Exercise:
Starting at the top of the entries below, print each line exactly until the line with "A layer charged" has been printed too.

====== Recorded data
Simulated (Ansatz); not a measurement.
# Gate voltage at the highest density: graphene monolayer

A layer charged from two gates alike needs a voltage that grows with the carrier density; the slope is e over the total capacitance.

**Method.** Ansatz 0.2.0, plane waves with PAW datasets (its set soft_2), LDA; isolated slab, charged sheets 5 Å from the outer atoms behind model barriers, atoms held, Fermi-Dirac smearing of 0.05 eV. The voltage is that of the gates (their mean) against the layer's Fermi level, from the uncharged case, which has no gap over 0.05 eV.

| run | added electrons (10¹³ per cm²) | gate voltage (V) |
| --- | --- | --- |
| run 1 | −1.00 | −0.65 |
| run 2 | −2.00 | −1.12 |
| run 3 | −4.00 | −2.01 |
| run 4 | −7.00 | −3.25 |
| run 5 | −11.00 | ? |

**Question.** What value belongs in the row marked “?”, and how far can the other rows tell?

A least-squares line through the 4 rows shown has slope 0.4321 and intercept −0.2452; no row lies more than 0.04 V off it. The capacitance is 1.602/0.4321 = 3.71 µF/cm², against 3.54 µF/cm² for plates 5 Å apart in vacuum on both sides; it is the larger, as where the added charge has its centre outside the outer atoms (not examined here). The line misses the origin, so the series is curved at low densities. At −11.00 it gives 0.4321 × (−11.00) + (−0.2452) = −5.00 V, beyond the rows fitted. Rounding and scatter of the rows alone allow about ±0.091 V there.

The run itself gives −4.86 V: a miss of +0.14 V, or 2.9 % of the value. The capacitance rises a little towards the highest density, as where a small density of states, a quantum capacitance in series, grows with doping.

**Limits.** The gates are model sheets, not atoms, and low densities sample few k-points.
============

Your solution:
Simulated (Ansatz); not a measurement.
# Gate voltage at the highest density: graphene monolayer

A layer charged from two gates alike needs a voltage that grows with the carrier density; the slope is e over the total capacitance.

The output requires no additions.